━━━━━━━━━━

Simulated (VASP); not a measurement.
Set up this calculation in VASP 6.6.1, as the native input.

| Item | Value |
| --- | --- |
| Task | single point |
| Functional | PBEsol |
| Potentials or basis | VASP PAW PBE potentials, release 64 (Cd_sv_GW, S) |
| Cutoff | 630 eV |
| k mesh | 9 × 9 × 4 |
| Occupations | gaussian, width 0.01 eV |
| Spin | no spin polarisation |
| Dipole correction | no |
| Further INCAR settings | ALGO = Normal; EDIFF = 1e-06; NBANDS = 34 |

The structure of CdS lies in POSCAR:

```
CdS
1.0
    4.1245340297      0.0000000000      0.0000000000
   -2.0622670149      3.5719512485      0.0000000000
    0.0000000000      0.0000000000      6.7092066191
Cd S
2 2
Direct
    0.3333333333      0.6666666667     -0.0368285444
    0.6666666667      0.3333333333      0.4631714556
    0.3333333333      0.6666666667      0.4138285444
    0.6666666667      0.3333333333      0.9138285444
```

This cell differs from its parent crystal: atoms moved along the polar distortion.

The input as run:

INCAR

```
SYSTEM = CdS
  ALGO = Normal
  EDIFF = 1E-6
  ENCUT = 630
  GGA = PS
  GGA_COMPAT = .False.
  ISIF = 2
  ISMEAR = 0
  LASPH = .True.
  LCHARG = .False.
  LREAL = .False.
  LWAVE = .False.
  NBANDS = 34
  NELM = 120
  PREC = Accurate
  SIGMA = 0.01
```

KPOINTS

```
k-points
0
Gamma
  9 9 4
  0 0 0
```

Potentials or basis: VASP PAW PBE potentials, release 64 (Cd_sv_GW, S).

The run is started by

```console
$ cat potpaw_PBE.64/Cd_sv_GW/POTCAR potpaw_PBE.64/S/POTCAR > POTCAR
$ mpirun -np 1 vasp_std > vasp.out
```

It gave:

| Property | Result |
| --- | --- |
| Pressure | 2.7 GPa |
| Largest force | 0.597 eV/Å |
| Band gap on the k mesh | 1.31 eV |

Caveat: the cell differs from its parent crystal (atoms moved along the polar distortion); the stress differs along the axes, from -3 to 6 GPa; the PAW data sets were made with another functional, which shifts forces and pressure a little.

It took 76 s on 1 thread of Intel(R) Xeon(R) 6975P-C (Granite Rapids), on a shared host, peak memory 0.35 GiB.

━━━━━━━━━━

Brief → Quote the data above from the line containing "Cutoff | 630 eV |" to the line containing "Pressure | 2.7 GPa |", inclusive, and stop.

Task result →
| Cutoff | 630 eV |
| k mesh | 9 × 9 × 4 |
| Occupations | gaussian, width 0.01 eV |
| Spin | no spin polarisation |
| Dipole correction | no |
| Further INCAR settings | ALGO = Normal; EDIFF = 1e-06; NBANDS = 34 |

The structure of CdS lies in POSCAR:

```
CdS
1.0
    4.1245340297      0.0000000000      0.0000000000
   -2.0622670149      3.5719512485      0.0000000000
    0.0000000000      0.0000000000      6.7092066191
Cd S
2 2
Direct
    0.3333333333      0.6666666667     -0.0368285444
    0.6666666667      0.3333333333      0.4631714556
    0.3333333333      0.6666666667      0.4138285444
    0.6666666667      0.3333333333      0.9138285444
```

This cell differs from its parent crystal: atoms moved along the polar distortion.

The input as run:

INCAR

```
SYSTEM = CdS
  ALGO = Normal
  EDIFF = 1E-6
  ENCUT = 630
  GGA = PS
  GGA_COMPAT = .False.
  ISIF = 2
  ISMEAR = 0
  LASPH = .True.
  LCHARG = .False.
  LREAL = .False.
  LWAVE = .False.
  NBANDS = 34
  NELM = 120
  PREC = Accurate
  SIGMA = 0.01
```

KPOINTS

```
k-points
0
Gamma
  9 9 4
  0 0 0
```

Potentials or basis: VASP PAW PBE potentials, release 64 (Cd_sv_GW, S).

The run is started by

```console
$ cat potpaw_PBE.64/Cd_sv_GW/POTCAR potpaw_PBE.64/S/POTCAR > POTCAR
$ mpirun -np 1 vasp_std > vasp.out
```

It gave:

| Property | Result |
| --- | --- |
| Pressure | 2.7 GPa |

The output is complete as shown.